(EXERCISE)
Your job with the data below is to output exactly the lines from the one holding "The reference is" down to the one holding "Result: D, isotropic", both included, and no others.

(SUPPLIED MATERIAL)
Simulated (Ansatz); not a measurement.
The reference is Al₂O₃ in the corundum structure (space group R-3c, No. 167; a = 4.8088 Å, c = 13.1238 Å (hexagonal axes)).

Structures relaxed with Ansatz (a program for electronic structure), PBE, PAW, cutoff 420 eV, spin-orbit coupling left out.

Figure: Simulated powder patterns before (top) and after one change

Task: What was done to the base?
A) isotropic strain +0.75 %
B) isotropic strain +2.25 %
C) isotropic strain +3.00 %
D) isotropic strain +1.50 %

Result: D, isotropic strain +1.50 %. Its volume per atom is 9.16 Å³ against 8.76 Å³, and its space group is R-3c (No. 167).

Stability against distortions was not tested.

(ANSWER SECTION)
The reference is Al₂O₃ in the corundum structure (space group R-3c, No. 167; a = 4.8088 Å, c = 13.1238 Å (hexagonal axes)).

Structures relaxed with Ansatz (a program for electronic structure), PBE, PAW, cutoff 420 eV, spin-orbit coupling left out.

Figure: Simulated powder patterns before (top) and after one change

Task: What was done to the base?
A) isotropic strain +0.75 %
B) isotropic strain +2.25 %
C) isotropic strain +3.00 %
D) isotropic strain +1.50 %

Result: D, isotropic strain +1.50 %. Its volume per atom is 9.16 Å³ against 8.76 Å³, and its space group is R-3c (No. 167).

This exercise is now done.